Task item
Please reproduce exactly the lines from the start of the records through the one containing "F is the free", and nothing more.

====== Raw data ======

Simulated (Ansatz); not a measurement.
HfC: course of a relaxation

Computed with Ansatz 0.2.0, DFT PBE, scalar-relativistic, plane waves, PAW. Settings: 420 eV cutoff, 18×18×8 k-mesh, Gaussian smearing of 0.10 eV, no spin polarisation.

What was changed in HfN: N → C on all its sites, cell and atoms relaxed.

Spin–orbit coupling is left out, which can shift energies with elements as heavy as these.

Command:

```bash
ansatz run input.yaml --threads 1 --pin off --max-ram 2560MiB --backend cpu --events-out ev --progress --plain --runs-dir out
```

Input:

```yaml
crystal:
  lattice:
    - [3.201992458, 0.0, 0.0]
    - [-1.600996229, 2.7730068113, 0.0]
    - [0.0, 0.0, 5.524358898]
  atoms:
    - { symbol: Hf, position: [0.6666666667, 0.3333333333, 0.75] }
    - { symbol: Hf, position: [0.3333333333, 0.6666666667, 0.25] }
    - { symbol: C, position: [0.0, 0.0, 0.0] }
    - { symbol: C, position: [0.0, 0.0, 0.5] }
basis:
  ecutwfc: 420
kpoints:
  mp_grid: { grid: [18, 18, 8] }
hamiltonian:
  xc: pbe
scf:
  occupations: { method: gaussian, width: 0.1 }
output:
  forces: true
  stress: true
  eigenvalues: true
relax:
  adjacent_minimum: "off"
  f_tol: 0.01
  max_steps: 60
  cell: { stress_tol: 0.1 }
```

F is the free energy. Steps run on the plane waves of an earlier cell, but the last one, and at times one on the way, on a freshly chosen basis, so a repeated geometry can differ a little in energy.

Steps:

======

Expected answer
Simulated (Ansatz); not a measurement.
HfC: course of a relaxation

Computed with Ansatz 0.2.0, DFT PBE, scalar-relativistic, plane waves, PAW. Settings: 420 eV cutoff, 18×18×8 k-mesh, Gaussian smearing of 0.10 eV, no spin polarisation.

What was changed in HfN: N → C on all its sites, cell and atoms relaxed.

Spin–orbit coupling is left out, which can shift energies with elements as heavy as these.

Command:

```bash
ansatz run input.yaml --threads 1 --pin off --max-ram 2560MiB --backend cpu --events-out ev --progress --plain --runs-dir out
```

Input:

```yaml
crystal:
  lattice:
    - [3.201992458, 0.0, 0.0]
    - [-1.600996229, 2.7730068113, 0.0]
    - [0.0, 0.0, 5.524358898]
  atoms:
    - { symbol: Hf, position: [0.6666666667, 0.3333333333, 0.75] }
    - { symbol: Hf, position: [0.3333333333, 0.6666666667, 0.25] }
    - { symbol: C, position: [0.0, 0.0, 0.0] }
    - { symbol: C, position: [0.0, 0.0, 0.5] }
basis:
  ecutwfc: 420
kpoints:
  mp_grid: { grid: [18, 18, 8] }
hamiltonian:
  xc: pbe
scf:
  occupations: { method: gaussian, width: 0.1 }
output:
  forces: true
  stress: true
  eigenvalues: true
relax:
  adjacent_minimum: "off"
  f_tol: 0.01
  max_steps: 60
  cell: { stress_tol: 0.1 }
```

F is the free energy. Steps run on the plane waves of an earlier cell, but the last one, and at times one on the way, on a freshly chosen basis, so a repeated geometry can differ a little in energy.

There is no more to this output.